(LISTED RECORDS)
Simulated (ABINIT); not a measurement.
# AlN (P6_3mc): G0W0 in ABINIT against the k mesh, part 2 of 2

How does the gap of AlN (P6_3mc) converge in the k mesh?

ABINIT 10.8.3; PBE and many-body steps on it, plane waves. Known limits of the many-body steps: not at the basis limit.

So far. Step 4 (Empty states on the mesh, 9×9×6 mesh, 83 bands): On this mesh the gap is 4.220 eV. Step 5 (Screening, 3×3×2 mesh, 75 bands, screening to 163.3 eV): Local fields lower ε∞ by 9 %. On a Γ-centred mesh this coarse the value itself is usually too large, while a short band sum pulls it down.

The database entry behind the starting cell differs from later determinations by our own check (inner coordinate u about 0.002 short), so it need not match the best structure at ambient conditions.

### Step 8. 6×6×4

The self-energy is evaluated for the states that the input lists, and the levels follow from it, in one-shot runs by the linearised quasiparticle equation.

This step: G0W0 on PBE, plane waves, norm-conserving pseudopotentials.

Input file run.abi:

(BRIEF) Working from the material above, retype exactly the lines from the one with "The self-energy is" through the one with "This step: G0W0", both included, and only those lines.

(EXERCISE SOLUTION)
The self-energy is evaluated for the states that the input lists, and the levels follow from it, in one-shot runs by the linearised quasiparticle equation.

This step: G0W0 on PBE, plane waves, norm-conserving pseudopotentials.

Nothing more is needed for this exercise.